— Information —
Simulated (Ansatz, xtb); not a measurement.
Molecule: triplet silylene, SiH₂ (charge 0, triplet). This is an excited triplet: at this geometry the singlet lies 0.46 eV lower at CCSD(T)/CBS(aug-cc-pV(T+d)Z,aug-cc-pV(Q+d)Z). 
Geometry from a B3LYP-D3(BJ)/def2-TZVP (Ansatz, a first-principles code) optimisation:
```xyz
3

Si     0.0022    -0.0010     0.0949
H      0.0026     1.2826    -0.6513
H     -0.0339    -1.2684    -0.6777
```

— Brief —
What is needed here is the full listing, restated word for word.

— Response box —
Simulated (Ansatz, xtb); not a measurement.
Molecule: triplet silylene, SiH₂ (charge 0, triplet). This is an excited triplet: at this geometry the singlet lies 0.46 eV lower at CCSD(T)/CBS(aug-cc-pV(T+d)Z,aug-cc-pV(Q+d)Z). 
Geometry from a B3LYP-D3(BJ)/def2-TZVP (Ansatz, a first-principles code) optimisation:
```xyz
3

Si     0.0022    -0.0010     0.0949
H      0.0026     1.2826    -0.6513
H     -0.0339    -1.2684    -0.6777
```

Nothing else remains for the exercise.